- DATA FOR REVIEW:
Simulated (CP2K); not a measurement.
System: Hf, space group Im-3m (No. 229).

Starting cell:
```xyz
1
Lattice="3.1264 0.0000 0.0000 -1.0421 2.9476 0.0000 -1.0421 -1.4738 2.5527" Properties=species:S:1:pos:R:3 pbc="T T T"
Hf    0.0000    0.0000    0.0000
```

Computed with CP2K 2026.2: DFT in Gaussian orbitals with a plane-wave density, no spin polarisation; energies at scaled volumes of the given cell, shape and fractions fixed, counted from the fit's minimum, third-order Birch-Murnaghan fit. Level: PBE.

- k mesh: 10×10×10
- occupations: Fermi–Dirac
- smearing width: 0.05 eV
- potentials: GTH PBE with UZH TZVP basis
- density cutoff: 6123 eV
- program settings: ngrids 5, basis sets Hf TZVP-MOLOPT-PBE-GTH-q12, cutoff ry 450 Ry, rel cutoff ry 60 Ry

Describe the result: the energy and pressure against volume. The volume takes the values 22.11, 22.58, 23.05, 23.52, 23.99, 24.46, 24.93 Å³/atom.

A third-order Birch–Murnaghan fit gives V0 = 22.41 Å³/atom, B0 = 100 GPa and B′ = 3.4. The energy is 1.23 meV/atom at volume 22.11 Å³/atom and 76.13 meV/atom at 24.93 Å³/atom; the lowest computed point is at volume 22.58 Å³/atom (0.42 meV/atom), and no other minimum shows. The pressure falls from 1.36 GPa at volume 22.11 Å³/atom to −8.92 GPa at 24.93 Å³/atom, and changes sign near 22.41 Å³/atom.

- WORK TASK:
Return, with no change at all, every line in the entries above from the line containing "- program settings: ngrids" through the line containing "Describe the result: the".

- ANSWER SECTION:
- program settings: ngrids 5, basis sets Hf TZVP-MOLOPT-PBE-GTH-q12, cutoff ry 450 Ry, rel cutoff ry 60 Ry

Describe the result: the energy and pressure against volume. The volume takes the values 22.11, 22.58, 23.05, 23.52, 23.99, 24.46, 24.93 Å³/atom.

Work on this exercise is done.